Exactly as given, transcribe each entry that follows.

### [Data supplied]
[Start of Attachment]

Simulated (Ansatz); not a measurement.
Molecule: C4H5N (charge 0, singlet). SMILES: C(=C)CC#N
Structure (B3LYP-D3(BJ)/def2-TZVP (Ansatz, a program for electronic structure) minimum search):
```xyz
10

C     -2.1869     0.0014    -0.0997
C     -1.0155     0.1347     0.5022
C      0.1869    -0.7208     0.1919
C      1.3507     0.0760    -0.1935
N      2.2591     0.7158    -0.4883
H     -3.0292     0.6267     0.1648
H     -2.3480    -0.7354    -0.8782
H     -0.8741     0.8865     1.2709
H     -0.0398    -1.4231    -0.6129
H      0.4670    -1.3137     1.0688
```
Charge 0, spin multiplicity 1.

[End of Attachment]

### [Response area]
Simulated (Ansatz); not a measurement.
Molecule: C4H5N (charge 0, singlet). SMILES: C(=C)CC#N
Structure (B3LYP-D3(BJ)/def2-TZVP (Ansatz, a program for electronic structure) minimum search):
```xyz
10

C     -2.1869     0.0014    -0.0997
C     -1.0155     0.1347     0.5022
C      0.1869    -0.7208     0.1919
C      1.3507     0.0760    -0.1935
N      2.2591     0.7158    -0.4883
H     -3.0292     0.6267     0.1648
H     -2.3480    -0.7354    -0.8782
H     -0.8741     0.8865     1.2709
H     -0.0398    -1.4231    -0.6129
H      0.4670    -1.3137     1.0688
```
Charge 0, spin multiplicity 1.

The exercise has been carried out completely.